-- WORK ITEM --
Please give back only the lines below from the one containing "Alike in both" to the one containing "less VASP |", each repeated word for word, both ends included.

****************

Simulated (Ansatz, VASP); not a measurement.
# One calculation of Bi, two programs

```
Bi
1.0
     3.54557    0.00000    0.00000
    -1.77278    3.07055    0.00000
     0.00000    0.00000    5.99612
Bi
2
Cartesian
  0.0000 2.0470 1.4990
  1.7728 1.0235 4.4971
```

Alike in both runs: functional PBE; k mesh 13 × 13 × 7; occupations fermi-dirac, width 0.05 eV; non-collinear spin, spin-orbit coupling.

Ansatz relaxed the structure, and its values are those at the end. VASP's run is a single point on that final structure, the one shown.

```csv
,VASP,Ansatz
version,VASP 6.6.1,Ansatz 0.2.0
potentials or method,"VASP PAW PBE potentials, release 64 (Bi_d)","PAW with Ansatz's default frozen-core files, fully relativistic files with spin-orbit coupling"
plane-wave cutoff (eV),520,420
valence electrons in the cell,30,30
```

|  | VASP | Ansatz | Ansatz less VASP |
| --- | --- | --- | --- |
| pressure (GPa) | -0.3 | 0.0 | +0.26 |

****************

-- RESPONSE --
Alike in both runs: functional PBE; k mesh 13 × 13 × 7; occupations fermi-dirac, width 0.05 eV; non-collinear spin, spin-orbit coupling.

Ansatz relaxed the structure, and its values are those at the end. VASP's run is a single point on that final structure, the one shown.

```csv
,VASP,Ansatz
version,VASP 6.6.1,Ansatz 0.2.0
potentials or method,"VASP PAW PBE potentials, release 64 (Bi_d)","PAW with Ansatz's default frozen-core files, fully relativistic files with spin-orbit coupling"
plane-wave cutoff (eV),520,420
valence electrons in the cell,30,30
```

|  | VASP | Ansatz | Ansatz less VASP |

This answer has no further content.